• • • • • • •

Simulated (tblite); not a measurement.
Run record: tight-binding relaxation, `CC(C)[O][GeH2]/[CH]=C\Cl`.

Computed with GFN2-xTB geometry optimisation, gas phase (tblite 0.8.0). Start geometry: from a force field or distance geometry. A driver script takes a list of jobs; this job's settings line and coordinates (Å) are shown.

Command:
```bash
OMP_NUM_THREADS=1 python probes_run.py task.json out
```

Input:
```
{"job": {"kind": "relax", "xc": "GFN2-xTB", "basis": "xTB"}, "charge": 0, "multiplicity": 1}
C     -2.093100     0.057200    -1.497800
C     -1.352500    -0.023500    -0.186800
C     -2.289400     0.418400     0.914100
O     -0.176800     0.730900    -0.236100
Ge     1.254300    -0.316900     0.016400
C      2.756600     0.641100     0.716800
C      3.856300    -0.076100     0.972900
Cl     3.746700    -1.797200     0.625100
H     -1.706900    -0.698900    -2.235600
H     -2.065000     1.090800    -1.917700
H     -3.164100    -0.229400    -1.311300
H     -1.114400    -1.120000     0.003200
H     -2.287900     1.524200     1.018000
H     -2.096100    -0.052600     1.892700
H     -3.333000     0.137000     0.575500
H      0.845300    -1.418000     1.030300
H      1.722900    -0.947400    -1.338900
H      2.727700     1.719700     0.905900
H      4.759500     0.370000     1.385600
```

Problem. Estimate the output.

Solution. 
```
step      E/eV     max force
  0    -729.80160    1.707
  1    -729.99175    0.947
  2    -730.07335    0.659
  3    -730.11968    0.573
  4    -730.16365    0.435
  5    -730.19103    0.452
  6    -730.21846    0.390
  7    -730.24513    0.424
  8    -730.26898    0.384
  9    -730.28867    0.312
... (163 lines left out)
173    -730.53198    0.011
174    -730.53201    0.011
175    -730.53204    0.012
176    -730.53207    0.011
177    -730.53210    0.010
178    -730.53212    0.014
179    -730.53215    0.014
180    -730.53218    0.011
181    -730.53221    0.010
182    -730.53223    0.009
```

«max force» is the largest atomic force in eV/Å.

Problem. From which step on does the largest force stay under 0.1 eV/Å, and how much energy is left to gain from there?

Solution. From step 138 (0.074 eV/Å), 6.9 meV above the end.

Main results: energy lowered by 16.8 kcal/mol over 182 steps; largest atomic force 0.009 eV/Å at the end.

• • • • • • •

> _ASSIGNED TASK_:
Give back the records word for word. Start at the first line, end at the line containing "Computed with GFN2-xTB", and include both.

> _RESULT_:
Simulated (tblite); not a measurement.
Run record: tight-binding relaxation, `CC(C)[O][GeH2]/[CH]=C\Cl`.

Computed with GFN2-xTB geometry optimisation, gas phase (tblite 0.8.0). Start geometry: from a force field or distance geometry. A driver script takes a list of jobs; this job's settings line and coordinates (Å) are shown.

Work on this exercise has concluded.